• **Provided data**:
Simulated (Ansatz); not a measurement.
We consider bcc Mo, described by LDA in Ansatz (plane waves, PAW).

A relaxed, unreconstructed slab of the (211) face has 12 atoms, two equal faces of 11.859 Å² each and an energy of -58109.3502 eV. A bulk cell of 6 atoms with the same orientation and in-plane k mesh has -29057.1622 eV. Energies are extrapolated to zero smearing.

• **Work order**: Reproduce every line of the data without changing a word.

• **Worked solution**:
Simulated (Ansatz); not a measurement.
We consider bcc Mo, described by LDA in Ansatz (plane waves, PAW).

A relaxed, unreconstructed slab of the (211) face has 12 atoms, two equal faces of 11.859 Å² each and an energy of -58109.3502 eV. A bulk cell of 6 atoms with the same orientation and in-plane k mesh has -29057.1622 eV. Energies are extrapolated to zero smearing.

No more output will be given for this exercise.